Task item:
Reproduce exactly, and only, the lines below from the one containing "(2) A species" through the one containing "The starting cell".

Dataset entries START
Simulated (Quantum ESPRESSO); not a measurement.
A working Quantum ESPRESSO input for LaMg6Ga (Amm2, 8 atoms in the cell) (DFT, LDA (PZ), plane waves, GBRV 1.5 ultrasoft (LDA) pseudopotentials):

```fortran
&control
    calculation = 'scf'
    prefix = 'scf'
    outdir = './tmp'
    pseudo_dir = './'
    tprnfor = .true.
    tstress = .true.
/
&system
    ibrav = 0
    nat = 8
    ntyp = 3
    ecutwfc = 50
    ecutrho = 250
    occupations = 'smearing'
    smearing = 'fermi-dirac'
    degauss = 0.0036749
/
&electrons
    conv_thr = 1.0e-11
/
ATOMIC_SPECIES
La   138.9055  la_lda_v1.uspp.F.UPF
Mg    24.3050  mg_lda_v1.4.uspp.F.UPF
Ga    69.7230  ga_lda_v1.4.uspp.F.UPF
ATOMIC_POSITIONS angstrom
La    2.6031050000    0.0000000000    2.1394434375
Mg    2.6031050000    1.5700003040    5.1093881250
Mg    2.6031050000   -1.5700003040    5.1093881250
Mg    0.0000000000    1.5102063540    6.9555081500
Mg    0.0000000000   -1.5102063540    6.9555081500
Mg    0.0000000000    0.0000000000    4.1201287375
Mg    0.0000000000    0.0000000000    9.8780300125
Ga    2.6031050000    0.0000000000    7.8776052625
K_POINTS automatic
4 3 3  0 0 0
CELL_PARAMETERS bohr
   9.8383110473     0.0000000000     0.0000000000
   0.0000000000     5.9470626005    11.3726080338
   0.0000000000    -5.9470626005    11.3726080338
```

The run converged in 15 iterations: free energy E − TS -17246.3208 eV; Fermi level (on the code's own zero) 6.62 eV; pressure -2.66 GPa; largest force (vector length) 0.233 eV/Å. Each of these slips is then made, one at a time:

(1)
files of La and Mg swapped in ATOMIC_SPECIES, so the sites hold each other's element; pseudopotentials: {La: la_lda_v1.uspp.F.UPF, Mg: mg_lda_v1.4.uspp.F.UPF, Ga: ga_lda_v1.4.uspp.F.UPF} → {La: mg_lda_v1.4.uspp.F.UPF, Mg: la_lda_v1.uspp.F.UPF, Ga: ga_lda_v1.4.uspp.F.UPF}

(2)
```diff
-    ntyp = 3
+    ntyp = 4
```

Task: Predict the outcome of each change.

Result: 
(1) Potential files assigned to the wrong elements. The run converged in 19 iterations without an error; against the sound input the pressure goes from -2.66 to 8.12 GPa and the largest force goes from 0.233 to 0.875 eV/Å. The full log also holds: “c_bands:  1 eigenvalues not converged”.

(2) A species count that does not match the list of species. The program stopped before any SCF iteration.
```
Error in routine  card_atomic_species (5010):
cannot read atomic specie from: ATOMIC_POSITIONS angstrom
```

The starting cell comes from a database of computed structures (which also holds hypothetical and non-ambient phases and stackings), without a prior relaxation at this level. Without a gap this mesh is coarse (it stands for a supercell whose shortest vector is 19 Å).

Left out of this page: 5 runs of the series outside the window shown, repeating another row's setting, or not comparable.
Dataset entries END

Answer box:
(2) A species count that does not match the list of species. The program stopped before any SCF iteration.
```
Error in routine  card_atomic_species (5010):
cannot read atomic specie from: ATOMIC_POSITIONS angstrom
```

The starting cell comes from a database of computed structures (which also holds hypothetical and non-ambient phases and stackings), without a prior relaxation at this level. Without a gap this mesh is coarse (it stands for a supercell whose shortest vector is 19 Å).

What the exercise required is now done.